___ Recorded information ___

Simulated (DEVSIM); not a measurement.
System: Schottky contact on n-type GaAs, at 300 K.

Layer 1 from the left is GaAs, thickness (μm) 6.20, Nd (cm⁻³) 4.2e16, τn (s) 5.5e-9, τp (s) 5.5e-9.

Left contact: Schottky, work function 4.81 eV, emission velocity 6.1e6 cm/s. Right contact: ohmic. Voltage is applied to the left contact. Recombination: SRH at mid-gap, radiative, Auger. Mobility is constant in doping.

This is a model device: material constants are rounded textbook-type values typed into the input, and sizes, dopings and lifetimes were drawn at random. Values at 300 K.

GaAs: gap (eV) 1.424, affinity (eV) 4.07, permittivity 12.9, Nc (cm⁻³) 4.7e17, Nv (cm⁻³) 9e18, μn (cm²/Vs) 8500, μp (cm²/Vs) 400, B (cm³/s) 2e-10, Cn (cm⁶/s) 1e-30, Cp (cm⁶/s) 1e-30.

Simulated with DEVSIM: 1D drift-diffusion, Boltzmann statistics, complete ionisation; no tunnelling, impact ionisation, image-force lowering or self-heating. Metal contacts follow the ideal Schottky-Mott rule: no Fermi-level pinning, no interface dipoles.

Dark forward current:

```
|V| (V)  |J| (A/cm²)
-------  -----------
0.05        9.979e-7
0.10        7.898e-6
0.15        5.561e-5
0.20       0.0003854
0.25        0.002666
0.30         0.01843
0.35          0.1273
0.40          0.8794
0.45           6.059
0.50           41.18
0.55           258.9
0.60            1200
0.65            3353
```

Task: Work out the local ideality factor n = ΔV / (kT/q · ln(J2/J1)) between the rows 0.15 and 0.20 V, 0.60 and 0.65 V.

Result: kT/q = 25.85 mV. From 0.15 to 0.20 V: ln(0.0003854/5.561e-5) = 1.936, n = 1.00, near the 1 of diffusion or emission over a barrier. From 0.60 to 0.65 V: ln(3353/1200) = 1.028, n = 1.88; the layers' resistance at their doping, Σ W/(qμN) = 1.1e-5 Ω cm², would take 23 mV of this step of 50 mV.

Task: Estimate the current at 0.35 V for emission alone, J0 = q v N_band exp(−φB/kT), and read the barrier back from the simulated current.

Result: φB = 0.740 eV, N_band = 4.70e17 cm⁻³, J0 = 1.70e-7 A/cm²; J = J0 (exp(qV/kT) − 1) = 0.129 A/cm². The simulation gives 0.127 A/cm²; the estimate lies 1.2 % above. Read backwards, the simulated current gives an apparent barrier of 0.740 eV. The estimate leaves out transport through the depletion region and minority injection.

___

Assignment
From the entries above, give again exactly the lines running from the line with "GaAs: gap (eV)" to the line with "Task: Estimate the"; include both of those lines.

Your solution
GaAs: gap (eV) 1.424, affinity (eV) 4.07, permittivity 12.9, Nc (cm⁻³) 4.7e17, Nv (cm⁻³) 9e18, μn (cm²/Vs) 8500, μp (cm²/Vs) 400, B (cm³/s) 2e-10, Cn (cm⁶/s) 1e-30, Cp (cm⁶/s) 1e-30.

Simulated with DEVSIM: 1D drift-diffusion, Boltzmann statistics, complete ionisation; no tunnelling, impact ionisation, image-force lowering or self-heating. Metal contacts follow the ideal Schottky-Mott rule: no Fermi-level pinning, no interface dipoles.

Dark forward current:

```
|V| (V)  |J| (A/cm²)
-------  -----------
0.05        9.979e-7
0.10        7.898e-6
0.15        5.561e-5
0.20       0.0003854
0.25        0.002666
0.30         0.01843
0.35          0.1273
0.40          0.8794
0.45           6.059
0.50           41.18
0.55           258.9
0.60            1200
0.65            3353
```

Task: Work out the local ideality factor n = ΔV / (kT/q · ln(J2/J1)) between the rows 0.15 and 0.20 V, 0.60 and 0.65 V.

Result: kT/q = 25.85 mV. From 0.15 to 0.20 V: ln(0.0003854/5.561e-5) = 1.936, n = 1.00, near the 1 of diffusion or emission over a barrier. From 0.60 to 0.65 V: ln(3353/1200) = 1.028, n = 1.88; the layers' resistance at their doping, Σ W/(qμN) = 1.1e-5 Ω cm², would take 23 mV of this step of 50 mV.

Task: Estimate the current at 0.35 V for emission alone, J0 = q v N_band exp(−φB/kT), and read the barrier back from the simulated current.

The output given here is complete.